————

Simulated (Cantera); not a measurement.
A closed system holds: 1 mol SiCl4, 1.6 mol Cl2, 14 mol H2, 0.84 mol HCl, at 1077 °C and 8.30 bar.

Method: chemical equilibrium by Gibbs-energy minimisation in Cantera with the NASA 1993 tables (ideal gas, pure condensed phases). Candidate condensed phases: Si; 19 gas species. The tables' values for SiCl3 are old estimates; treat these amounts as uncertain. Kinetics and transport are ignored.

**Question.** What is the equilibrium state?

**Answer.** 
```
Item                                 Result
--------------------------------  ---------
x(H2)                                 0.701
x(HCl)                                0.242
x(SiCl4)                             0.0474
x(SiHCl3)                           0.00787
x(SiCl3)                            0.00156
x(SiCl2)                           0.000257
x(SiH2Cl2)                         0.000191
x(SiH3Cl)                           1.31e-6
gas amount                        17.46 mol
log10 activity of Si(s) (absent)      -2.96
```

————

-- ASSIGNMENT --
Start at the first line and transcribe the data exactly through the last.

-- EXERCISE ANSWER --
Simulated (Cantera); not a measurement.
A closed system holds: 1 mol SiCl4, 1.6 mol Cl2, 14 mol H2, 0.84 mol HCl, at 1077 °C and 8.30 bar.

Method: chemical equilibrium by Gibbs-energy minimisation in Cantera with the NASA 1993 tables (ideal gas, pure condensed phases). Candidate condensed phases: Si; 19 gas species. The tables' values for SiCl3 are old estimates; treat these amounts as uncertain. Kinetics and transport are ignored.

**Question.** What is the equilibrium state?

**Answer.** 
```
Item                                 Result
--------------------------------  ---------
x(H2)                                 0.701
x(HCl)                                0.242
x(SiCl4)                             0.0474
x(SiHCl3)                           0.00787
x(SiCl3)                            0.00156
x(SiCl2)                           0.000257
x(SiH2Cl2)                         0.000191
x(SiH3Cl)                           1.31e-6
gas amount                        17.46 mol
log10 activity of Si(s) (absent)      -2.96
```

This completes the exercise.